------ LISTED RECORDS ------
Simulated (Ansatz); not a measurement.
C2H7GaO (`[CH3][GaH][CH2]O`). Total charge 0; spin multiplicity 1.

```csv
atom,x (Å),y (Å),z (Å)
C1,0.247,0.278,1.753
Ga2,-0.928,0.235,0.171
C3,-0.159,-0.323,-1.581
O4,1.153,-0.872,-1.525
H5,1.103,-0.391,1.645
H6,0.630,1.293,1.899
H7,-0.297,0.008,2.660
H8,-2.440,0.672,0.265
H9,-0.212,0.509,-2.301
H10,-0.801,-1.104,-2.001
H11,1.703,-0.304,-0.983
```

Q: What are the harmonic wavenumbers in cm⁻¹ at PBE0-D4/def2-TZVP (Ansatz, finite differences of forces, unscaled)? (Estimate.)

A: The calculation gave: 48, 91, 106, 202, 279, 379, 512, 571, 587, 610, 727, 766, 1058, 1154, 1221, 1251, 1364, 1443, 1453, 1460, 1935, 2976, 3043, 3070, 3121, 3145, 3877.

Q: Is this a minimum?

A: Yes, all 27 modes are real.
------

ACTION ITEM. Go through the data and return every record exactly.

TASK SOLUTION.
Simulated (Ansatz); not a measurement.
C2H7GaO (`[CH3][GaH][CH2]O`). Total charge 0; spin multiplicity 1.

```csv
atom,x (Å),y (Å),z (Å)
C1,0.247,0.278,1.753
Ga2,-0.928,0.235,0.171
C3,-0.159,-0.323,-1.581
O4,1.153,-0.872,-1.525
H5,1.103,-0.391,1.645
H6,0.630,1.293,1.899
H7,-0.297,0.008,2.660
H8,-2.440,0.672,0.265
H9,-0.212,0.509,-2.301
H10,-0.801,-1.104,-2.001
H11,1.703,-0.304,-0.983
```

Q: What are the harmonic wavenumbers in cm⁻¹ at PBE0-D4/def2-TZVP (Ansatz, finite differences of forces, unscaled)? (Estimate.)

A: The calculation gave: 48, 91, 106, 202, 279, 379, 512, 571, 587, 610, 727, 766, 1058, 1154, 1221, 1251, 1364, 1443, 1453, 1460, 1935, 2976, 3043, 3070, 3121, 3145, 3877.

Q: Is this a minimum?

A: Yes, all 27 modes are real.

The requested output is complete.